DATA FOR ANALYSIS:
▽

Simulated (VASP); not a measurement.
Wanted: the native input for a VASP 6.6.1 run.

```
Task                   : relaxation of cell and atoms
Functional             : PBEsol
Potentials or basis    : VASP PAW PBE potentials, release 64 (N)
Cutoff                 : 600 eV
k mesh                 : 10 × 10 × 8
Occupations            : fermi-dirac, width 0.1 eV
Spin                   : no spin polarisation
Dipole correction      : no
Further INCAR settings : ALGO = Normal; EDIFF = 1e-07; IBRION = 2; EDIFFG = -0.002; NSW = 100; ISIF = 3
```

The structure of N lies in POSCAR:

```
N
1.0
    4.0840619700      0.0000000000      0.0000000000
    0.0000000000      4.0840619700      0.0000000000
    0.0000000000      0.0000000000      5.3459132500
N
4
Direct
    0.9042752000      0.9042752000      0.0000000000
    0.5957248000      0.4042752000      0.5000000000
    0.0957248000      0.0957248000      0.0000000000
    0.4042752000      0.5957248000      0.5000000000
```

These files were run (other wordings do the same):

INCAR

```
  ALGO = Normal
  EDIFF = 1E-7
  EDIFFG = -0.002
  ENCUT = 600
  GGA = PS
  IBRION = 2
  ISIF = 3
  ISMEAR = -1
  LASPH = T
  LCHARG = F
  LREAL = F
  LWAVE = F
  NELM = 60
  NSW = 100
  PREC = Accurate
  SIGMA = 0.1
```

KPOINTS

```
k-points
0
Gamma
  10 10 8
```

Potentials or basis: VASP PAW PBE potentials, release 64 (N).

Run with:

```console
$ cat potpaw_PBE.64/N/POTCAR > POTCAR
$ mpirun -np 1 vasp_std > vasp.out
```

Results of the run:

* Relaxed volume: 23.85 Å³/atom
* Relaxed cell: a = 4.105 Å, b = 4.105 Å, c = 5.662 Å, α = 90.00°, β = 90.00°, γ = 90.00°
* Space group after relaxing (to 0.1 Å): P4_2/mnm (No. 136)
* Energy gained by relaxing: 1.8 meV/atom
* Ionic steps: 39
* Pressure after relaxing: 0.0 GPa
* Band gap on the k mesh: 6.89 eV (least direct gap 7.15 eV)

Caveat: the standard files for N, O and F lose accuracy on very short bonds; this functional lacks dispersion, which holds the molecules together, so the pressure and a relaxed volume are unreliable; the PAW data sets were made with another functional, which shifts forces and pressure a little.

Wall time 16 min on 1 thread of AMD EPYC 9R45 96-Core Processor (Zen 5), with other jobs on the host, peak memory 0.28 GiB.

△

REQUIRED ACTION:
The listing above holds a line with "Results of the" and a line with "Caveat: the standard". Print the stretch from the first through the second, exactly and alone.

ANSWER BOX:
Results of the run:

* Relaxed volume: 23.85 Å³/atom
* Relaxed cell: a = 4.105 Å, b = 4.105 Å, c = 5.662 Å, α = 90.00°, β = 90.00°, γ = 90.00°
* Space group after relaxing (to 0.1 Å): P4_2/mnm (No. 136)
* Energy gained by relaxing: 1.8 meV/atom
* Ionic steps: 39
* Pressure after relaxing: 0.0 GPa
* Band gap on the k mesh: 6.89 eV (least direct gap 7.15 eV)

Caveat: the standard files for N, O and F lose accuracy on very short bonds; this functional lacks dispersion, which holds the molecules together, so the pressure and a relaxed volume are unreliable; the PAW data sets were made with another functional, which shifts forces and pressure a little.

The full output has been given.